================================

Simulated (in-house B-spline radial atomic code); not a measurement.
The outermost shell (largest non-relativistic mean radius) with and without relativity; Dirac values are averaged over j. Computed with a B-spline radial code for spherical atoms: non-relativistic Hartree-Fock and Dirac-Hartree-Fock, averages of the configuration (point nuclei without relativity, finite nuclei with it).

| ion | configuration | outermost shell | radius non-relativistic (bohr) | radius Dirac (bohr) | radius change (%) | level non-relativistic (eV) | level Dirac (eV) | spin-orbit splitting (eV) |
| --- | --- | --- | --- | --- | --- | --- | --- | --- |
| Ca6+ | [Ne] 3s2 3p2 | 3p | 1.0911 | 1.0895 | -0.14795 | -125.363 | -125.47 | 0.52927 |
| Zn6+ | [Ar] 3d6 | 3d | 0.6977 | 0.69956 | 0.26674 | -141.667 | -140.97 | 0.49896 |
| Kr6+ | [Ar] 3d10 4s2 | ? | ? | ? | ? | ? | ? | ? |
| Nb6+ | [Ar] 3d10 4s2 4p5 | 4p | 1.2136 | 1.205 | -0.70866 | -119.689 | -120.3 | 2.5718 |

================================

**Assignment:** Retype the complete listing exactly.

**Your solution:**
Simulated (in-house B-spline radial atomic code); not a measurement.
The outermost shell (largest non-relativistic mean radius) with and without relativity; Dirac values are averaged over j. Computed with a B-spline radial code for spherical atoms: non-relativistic Hartree-Fock and Dirac-Hartree-Fock, averages of the configuration (point nuclei without relativity, finite nuclei with it).

| ion | configuration | outermost shell | radius non-relativistic (bohr) | radius Dirac (bohr) | radius change (%) | level non-relativistic (eV) | level Dirac (eV) | spin-orbit splitting (eV) |
| --- | --- | --- | --- | --- | --- | --- | --- | --- |
| Ca6+ | [Ne] 3s2 3p2 | 3p | 1.0911 | 1.0895 | -0.14795 | -125.363 | -125.47 | 0.52927 |
| Zn6+ | [Ar] 3d6 | 3d | 0.6977 | 0.69956 | 0.26674 | -141.667 | -140.97 | 0.49896 |
| Kr6+ | [Ar] 3d10 4s2 | ? | ? | ? | ? | ? | ? | ? |
| Nb6+ | [Ar] 3d10 4s2 4p5 | 4p | 1.2136 | 1.205 | -0.70866 | -119.689 | -120.3 | 2.5718 |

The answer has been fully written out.